◆ Work request: The lines from the first line of the entries through the line containing "Wanted: band energies" are to be repeated exactly, with both of those lines included.

◆ Available data:
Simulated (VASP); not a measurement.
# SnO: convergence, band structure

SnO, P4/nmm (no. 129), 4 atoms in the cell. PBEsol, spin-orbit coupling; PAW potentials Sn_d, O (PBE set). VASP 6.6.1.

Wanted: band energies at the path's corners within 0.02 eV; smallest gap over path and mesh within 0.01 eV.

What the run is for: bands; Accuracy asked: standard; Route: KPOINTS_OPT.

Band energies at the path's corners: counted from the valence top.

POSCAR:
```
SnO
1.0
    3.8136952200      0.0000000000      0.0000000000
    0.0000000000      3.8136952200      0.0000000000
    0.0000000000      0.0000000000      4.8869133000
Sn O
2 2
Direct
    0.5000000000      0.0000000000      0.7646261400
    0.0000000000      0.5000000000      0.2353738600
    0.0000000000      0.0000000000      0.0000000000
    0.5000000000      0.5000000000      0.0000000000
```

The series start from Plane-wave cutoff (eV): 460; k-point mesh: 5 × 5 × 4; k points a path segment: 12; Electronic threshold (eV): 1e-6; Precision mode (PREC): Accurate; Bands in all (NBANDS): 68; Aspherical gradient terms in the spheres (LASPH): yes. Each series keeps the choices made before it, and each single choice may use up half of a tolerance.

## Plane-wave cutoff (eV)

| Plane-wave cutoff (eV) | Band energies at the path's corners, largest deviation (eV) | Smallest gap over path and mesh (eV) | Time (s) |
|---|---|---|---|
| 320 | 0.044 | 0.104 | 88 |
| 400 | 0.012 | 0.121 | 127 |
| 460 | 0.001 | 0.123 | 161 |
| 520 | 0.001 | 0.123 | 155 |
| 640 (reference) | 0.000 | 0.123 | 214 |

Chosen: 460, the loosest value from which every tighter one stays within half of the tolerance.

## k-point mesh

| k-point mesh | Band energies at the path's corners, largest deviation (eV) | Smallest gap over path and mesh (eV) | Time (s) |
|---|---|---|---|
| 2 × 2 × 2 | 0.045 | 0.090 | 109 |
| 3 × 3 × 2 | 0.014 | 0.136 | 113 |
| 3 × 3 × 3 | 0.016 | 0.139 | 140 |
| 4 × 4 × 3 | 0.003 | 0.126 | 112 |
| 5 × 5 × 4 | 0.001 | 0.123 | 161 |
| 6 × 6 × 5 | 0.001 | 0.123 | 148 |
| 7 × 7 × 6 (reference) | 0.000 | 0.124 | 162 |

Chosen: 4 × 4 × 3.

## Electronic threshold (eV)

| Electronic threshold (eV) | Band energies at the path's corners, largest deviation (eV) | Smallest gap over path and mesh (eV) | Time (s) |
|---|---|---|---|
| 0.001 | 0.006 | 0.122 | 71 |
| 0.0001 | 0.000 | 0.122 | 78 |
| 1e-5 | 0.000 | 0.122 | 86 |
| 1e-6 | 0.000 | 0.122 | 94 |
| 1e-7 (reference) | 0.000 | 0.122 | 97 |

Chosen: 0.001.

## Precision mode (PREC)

◆ Exercise output:
Simulated (VASP); not a measurement.
# SnO: convergence, band structure

SnO, P4/nmm (no. 129), 4 atoms in the cell. PBEsol, spin-orbit coupling; PAW potentials Sn_d, O (PBE set). VASP 6.6.1.

Wanted: band energies at the path's corners within 0.02 eV; smallest gap over path and mesh within 0.01 eV.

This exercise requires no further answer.